Assignment: All of these records need to be duplicated exactly.

Material provided Block Start

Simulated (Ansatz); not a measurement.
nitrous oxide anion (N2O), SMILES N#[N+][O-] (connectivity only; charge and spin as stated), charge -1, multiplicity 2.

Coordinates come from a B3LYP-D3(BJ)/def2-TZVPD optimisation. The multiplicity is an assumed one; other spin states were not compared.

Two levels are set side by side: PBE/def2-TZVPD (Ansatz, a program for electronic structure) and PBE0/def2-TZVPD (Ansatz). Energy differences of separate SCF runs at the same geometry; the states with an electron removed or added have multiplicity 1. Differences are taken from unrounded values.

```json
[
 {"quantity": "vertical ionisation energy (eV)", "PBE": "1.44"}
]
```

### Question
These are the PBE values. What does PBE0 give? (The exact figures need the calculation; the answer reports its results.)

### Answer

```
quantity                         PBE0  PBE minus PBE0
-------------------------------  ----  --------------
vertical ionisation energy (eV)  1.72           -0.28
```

Material provided Block End

Answer area:
Simulated (Ansatz); not a measurement.
nitrous oxide anion (N2O), SMILES N#[N+][O-] (connectivity only; charge and spin as stated), charge -1, multiplicity 2.

Coordinates come from a B3LYP-D3(BJ)/def2-TZVPD optimisation. The multiplicity is an assumed one; other spin states were not compared.

Two levels are set side by side: PBE/def2-TZVPD (Ansatz, a program for electronic structure) and PBE0/def2-TZVPD (Ansatz). Energy differences of separate SCF runs at the same geometry; the states with an electron removed or added have multiplicity 1. Differences are taken from unrounded values.

```json
[
 {"quantity": "vertical ionisation energy (eV)", "PBE": "1.44"}
]
```

### Question
These are the PBE values. What does PBE0 give? (The exact figures need the calculation; the answer reports its results.)

### Answer

```
quantity                         PBE0  PBE minus PBE0
-------------------------------  ----  --------------
vertical ionisation energy (eV)  1.72           -0.28
```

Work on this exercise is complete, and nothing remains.